* **Dataset entries**:
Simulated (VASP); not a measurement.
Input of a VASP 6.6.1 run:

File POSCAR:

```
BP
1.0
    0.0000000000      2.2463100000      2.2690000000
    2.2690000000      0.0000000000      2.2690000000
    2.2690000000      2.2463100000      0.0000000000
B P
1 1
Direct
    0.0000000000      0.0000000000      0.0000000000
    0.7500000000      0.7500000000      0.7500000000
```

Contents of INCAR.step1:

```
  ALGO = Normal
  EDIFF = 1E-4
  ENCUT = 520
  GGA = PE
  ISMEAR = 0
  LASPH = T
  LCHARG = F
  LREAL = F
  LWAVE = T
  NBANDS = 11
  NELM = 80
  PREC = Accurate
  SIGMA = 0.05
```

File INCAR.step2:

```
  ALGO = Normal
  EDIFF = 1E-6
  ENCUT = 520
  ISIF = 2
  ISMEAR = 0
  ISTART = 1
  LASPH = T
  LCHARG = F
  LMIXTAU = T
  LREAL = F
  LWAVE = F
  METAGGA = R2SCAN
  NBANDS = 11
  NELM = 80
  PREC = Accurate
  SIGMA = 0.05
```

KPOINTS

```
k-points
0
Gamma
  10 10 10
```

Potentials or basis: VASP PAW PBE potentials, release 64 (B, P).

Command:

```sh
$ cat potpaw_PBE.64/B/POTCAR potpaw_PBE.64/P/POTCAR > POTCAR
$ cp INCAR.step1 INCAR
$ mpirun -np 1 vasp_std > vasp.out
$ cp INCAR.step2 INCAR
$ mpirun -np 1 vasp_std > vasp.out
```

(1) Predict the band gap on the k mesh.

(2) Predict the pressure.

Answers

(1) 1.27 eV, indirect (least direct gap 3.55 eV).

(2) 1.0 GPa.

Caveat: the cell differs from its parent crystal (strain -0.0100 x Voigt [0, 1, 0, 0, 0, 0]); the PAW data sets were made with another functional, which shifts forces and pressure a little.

* **Activity**: Restate the entries above word for word, beginning with their first line and ending with the line holding "(2) 1.0 GPa."; omit everything else.

* **Response box**:
Simulated (VASP); not a measurement.
Input of a VASP 6.6.1 run:

File POSCAR:

```
BP
1.0
    0.0000000000      2.2463100000      2.2690000000
    2.2690000000      0.0000000000      2.2690000000
    2.2690000000      2.2463100000      0.0000000000
B P
1 1
Direct
    0.0000000000      0.0000000000      0.0000000000
    0.7500000000      0.7500000000      0.7500000000
```

Contents of INCAR.step1:

```
  ALGO = Normal
  EDIFF = 1E-4
  ENCUT = 520
  GGA = PE
  ISMEAR = 0
  LASPH = T
  LCHARG = F
  LREAL = F
  LWAVE = T
  NBANDS = 11
  NELM = 80
  PREC = Accurate
  SIGMA = 0.05
```

File INCAR.step2:

```
  ALGO = Normal
  EDIFF = 1E-6
  ENCUT = 520
  ISIF = 2
  ISMEAR = 0
  ISTART = 1
  LASPH = T
  LCHARG = F
  LMIXTAU = T
  LREAL = F
  LWAVE = F
  METAGGA = R2SCAN
  NBANDS = 11
  NELM = 80
  PREC = Accurate
  SIGMA = 0.05
```

KPOINTS

```
k-points
0
Gamma
  10 10 10
```

Potentials or basis: VASP PAW PBE potentials, release 64 (B, P).

Command:

```sh
$ cat potpaw_PBE.64/B/POTCAR potpaw_PBE.64/P/POTCAR > POTCAR
$ cp INCAR.step1 INCAR
$ mpirun -np 1 vasp_std > vasp.out
$ cp INCAR.step2 INCAR
$ mpirun -np 1 vasp_std > vasp.out
```

(1) Predict the band gap on the k mesh.

(2) Predict the pressure.

Answers

(1) 1.27 eV, indirect (least direct gap 3.55 eV).

(2) 1.0 GPa.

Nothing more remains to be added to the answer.